> Raw data
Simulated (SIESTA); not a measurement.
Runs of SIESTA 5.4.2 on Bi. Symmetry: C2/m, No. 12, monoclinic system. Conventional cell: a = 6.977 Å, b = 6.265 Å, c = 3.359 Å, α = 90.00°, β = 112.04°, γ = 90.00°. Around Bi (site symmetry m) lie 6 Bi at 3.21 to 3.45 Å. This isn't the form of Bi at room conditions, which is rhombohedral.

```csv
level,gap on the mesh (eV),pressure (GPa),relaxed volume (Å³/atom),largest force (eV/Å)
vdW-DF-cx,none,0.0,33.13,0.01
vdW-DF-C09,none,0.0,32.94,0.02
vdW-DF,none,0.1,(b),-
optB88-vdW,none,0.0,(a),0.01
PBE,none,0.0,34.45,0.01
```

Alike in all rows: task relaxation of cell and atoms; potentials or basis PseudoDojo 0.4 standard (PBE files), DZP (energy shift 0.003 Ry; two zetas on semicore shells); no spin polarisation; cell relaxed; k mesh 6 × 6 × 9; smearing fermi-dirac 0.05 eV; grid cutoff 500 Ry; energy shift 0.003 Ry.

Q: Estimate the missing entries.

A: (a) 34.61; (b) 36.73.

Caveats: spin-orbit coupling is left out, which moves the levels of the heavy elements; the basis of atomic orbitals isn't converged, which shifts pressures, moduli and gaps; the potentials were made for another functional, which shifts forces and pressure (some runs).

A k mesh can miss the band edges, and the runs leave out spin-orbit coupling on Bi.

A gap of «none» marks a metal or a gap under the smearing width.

> Assignment
The expected output is the exact run of lines from the start of the entries through the line with "Runs of SIESTA", inclusive.

> Exercise solution
Simulated (SIESTA); not a measurement.
Runs of SIESTA 5.4.2 on Bi. Symmetry: C2/m, No. 12, monoclinic system. Conventional cell: a = 6.977 Å, b = 6.265 Å, c = 3.359 Å, α = 90.00°, β = 112.04°, γ = 90.00°. Around Bi (site symmetry m) lie 6 Bi at 3.21 to 3.45 Å. This isn't the form of Bi at room conditions, which is rhombohedral.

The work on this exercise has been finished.